Copy out the entries below exactly as they stand, but only from the line containing "Model: classical MD, pair" through the line containing "to 3.54 Å).".

▶ Raw data
++++++++++
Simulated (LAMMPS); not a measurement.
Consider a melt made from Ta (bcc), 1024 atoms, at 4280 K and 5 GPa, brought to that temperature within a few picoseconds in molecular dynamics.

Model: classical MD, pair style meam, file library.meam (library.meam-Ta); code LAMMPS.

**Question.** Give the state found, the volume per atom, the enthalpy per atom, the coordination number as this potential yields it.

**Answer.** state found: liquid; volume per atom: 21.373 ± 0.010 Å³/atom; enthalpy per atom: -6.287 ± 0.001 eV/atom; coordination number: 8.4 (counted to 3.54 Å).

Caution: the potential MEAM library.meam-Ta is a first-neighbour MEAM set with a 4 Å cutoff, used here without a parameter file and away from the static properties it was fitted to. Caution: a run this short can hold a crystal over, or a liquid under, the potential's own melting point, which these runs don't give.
++++++++++

▶ Task solution
Model: classical MD, pair style meam, file library.meam (library.meam-Ta); code LAMMPS.

**Question.** Give the state found, the volume per atom, the enthalpy per atom, the coordination number as this potential yields it.

**Answer.** state found: liquid; volume per atom: 21.373 ± 0.010 Å³/atom; enthalpy per atom: -6.287 ± 0.001 eV/atom; coordination number: 8.4 (counted to 3.54 Å).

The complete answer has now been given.